(Data listing)

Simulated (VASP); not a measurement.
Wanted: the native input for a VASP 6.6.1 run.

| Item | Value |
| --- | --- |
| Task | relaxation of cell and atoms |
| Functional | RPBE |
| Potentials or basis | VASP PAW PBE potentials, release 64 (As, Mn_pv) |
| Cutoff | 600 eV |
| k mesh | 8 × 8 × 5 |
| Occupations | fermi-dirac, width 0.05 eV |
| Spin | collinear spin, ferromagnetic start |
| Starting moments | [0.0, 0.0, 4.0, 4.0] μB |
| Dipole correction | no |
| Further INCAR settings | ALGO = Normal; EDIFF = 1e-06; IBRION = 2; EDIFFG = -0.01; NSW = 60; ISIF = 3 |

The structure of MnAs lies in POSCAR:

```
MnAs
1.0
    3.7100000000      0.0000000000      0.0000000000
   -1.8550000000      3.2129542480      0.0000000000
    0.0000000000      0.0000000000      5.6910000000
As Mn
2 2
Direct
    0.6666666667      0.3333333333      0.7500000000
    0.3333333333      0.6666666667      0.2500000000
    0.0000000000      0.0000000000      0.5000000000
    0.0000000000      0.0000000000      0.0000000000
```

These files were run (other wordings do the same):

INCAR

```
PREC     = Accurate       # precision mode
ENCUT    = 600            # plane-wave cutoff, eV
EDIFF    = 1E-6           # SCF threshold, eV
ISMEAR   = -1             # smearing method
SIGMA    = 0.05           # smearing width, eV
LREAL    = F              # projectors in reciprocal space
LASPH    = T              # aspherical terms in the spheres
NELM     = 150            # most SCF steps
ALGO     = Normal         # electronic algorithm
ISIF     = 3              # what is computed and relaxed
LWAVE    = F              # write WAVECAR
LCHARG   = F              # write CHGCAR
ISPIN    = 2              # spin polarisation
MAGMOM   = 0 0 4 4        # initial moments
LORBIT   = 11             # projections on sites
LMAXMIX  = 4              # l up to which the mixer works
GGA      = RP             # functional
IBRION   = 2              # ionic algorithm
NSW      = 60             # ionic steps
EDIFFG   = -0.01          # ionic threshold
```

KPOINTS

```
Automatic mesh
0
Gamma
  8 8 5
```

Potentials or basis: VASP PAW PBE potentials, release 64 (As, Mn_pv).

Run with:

(End Data listing)

Brief: From the top of the material above, print every line exactly, ending with the line that holds "Potentials or basis: VASP".

Exercise solution:
Simulated (VASP); not a measurement.
Wanted: the native input for a VASP 6.6.1 run.

| Item | Value |
| --- | --- |
| Task | relaxation of cell and atoms |
| Functional | RPBE |
| Potentials or basis | VASP PAW PBE potentials, release 64 (As, Mn_pv) |
| Cutoff | 600 eV |
| k mesh | 8 × 8 × 5 |
| Occupations | fermi-dirac, width 0.05 eV |
| Spin | collinear spin, ferromagnetic start |
| Starting moments | [0.0, 0.0, 4.0, 4.0] μB |
| Dipole correction | no |
| Further INCAR settings | ALGO = Normal; EDIFF = 1e-06; IBRION = 2; EDIFFG = -0.01; NSW = 60; ISIF = 3 |

The structure of MnAs lies in POSCAR:

```
MnAs
1.0
    3.7100000000      0.0000000000      0.0000000000
   -1.8550000000      3.2129542480      0.0000000000
    0.0000000000      0.0000000000      5.6910000000
As Mn
2 2
Direct
    0.6666666667      0.3333333333      0.7500000000
    0.3333333333      0.6666666667      0.2500000000
    0.0000000000      0.0000000000      0.5000000000
    0.0000000000      0.0000000000      0.0000000000
```

These files were run (other wordings do the same):

INCAR

```
PREC     = Accurate       # precision mode
ENCUT    = 600            # plane-wave cutoff, eV
EDIFF    = 1E-6           # SCF threshold, eV
ISMEAR   = -1             # smearing method
SIGMA    = 0.05           # smearing width, eV
LREAL    = F              # projectors in reciprocal space
LASPH    = T              # aspherical terms in the spheres
NELM     = 150            # most SCF steps
ALGO     = Normal         # electronic algorithm
ISIF     = 3              # what is computed and relaxed
LWAVE    = F              # write WAVECAR
LCHARG   = F              # write CHGCAR
ISPIN    = 2              # spin polarisation
MAGMOM   = 0 0 4 4        # initial moments
LORBIT   = 11             # projections on sites
LMAXMIX  = 4              # l up to which the mixer works
GGA      = RP             # functional
IBRION   = 2              # ionic algorithm
NSW      = 60             # ionic steps
EDIFFG   = -0.01          # ionic threshold
```

KPOINTS

```
Automatic mesh
0
Gamma
  8 8 5
```

Potentials or basis: VASP PAW PBE potentials, release 64 (As, Mn_pv).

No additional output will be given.